→ **Listed entries**:
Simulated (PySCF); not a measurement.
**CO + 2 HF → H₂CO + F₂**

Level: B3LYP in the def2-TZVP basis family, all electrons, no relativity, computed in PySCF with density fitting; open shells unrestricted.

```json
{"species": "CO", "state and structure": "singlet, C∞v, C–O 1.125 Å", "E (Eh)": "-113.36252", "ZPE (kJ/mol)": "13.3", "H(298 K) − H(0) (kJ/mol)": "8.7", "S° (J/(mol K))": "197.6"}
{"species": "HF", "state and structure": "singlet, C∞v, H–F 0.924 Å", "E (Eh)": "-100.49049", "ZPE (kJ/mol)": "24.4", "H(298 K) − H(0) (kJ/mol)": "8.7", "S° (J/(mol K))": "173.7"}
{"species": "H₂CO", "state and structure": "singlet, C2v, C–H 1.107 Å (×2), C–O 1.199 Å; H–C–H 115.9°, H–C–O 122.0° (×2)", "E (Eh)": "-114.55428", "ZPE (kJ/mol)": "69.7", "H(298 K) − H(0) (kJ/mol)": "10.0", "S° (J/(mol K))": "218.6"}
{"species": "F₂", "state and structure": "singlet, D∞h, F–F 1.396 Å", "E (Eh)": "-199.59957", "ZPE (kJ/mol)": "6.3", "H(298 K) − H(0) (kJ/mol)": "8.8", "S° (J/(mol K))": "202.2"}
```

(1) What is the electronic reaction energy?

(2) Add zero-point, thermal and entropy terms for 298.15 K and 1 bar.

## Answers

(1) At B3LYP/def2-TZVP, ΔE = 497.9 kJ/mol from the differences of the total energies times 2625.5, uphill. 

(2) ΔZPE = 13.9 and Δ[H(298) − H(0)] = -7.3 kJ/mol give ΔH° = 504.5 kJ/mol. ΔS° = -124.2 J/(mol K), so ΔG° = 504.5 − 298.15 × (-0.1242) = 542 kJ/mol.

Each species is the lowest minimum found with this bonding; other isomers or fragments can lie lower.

→ **Work order**:
Reproduce the records above line by line, without any change, up to and including the line that holds "(2) ΔZPE = 13.9".

→ **Answer section**:
Simulated (PySCF); not a measurement.
**CO + 2 HF → H₂CO + F₂**

Level: B3LYP in the def2-TZVP basis family, all electrons, no relativity, computed in PySCF with density fitting; open shells unrestricted.

```json
{"species": "CO", "state and structure": "singlet, C∞v, C–O 1.125 Å", "E (Eh)": "-113.36252", "ZPE (kJ/mol)": "13.3", "H(298 K) − H(0) (kJ/mol)": "8.7", "S° (J/(mol K))": "197.6"}
{"species": "HF", "state and structure": "singlet, C∞v, H–F 0.924 Å", "E (Eh)": "-100.49049", "ZPE (kJ/mol)": "24.4", "H(298 K) − H(0) (kJ/mol)": "8.7", "S° (J/(mol K))": "173.7"}
{"species": "H₂CO", "state and structure": "singlet, C2v, C–H 1.107 Å (×2), C–O 1.199 Å; H–C–H 115.9°, H–C–O 122.0° (×2)", "E (Eh)": "-114.55428", "ZPE (kJ/mol)": "69.7", "H(298 K) − H(0) (kJ/mol)": "10.0", "S° (J/(mol K))": "218.6"}
{"species": "F₂", "state and structure": "singlet, D∞h, F–F 1.396 Å", "E (Eh)": "-199.59957", "ZPE (kJ/mol)": "6.3", "H(298 K) − H(0) (kJ/mol)": "8.8", "S° (J/(mol K))": "202.2"}
```

(1) What is the electronic reaction energy?

(2) Add zero-point, thermal and entropy terms for 298.15 K and 1 bar.

## Answers

(1) At B3LYP/def2-TZVP, ΔE = 497.9 kJ/mol from the differences of the total energies times 2625.5, uphill. 

(2) ΔZPE = 13.9 and Δ[H(298) − H(0)] = -7.3 kJ/mol give ΔH° = 504.5 kJ/mol. ΔS° = -124.2 J/(mol K), so ΔG° = 504.5 − 298.15 × (-0.1242) = 542 kJ/mol.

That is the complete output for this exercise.